» **Task item**
For each line below, print it again exactly as shown.

» **Supplied entries**
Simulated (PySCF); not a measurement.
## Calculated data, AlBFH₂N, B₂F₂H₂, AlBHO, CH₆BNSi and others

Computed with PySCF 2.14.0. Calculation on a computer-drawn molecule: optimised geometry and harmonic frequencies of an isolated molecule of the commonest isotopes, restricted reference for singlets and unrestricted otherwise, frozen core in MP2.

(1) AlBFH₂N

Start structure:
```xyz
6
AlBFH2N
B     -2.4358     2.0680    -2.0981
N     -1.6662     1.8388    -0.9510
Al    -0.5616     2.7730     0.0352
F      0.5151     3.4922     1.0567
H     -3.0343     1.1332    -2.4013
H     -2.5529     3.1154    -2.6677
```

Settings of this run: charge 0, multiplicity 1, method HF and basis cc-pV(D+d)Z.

» **Answer space**
Simulated (PySCF); not a measurement.
## Calculated data, AlBFH₂N, B₂F₂H₂, AlBHO, CH₆BNSi and others

Computed with PySCF 2.14.0. Calculation on a computer-drawn molecule: optimised geometry and harmonic frequencies of an isolated molecule of the commonest isotopes, restricted reference for singlets and unrestricted otherwise, frozen core in MP2.

(1) AlBFH₂N

Start structure:
```xyz
6
AlBFH2N
B     -2.4358     2.0680    -2.0981
N     -1.6662     1.8388    -0.9510
Al    -0.5616     2.7730     0.0352
F      0.5151     3.4922     1.0567
H     -3.0343     1.1332    -2.4013
H     -2.5529     3.1154    -2.6677
```

Settings of this run: charge 0, multiplicity 1, method HF and basis cc-pV(D+d)Z.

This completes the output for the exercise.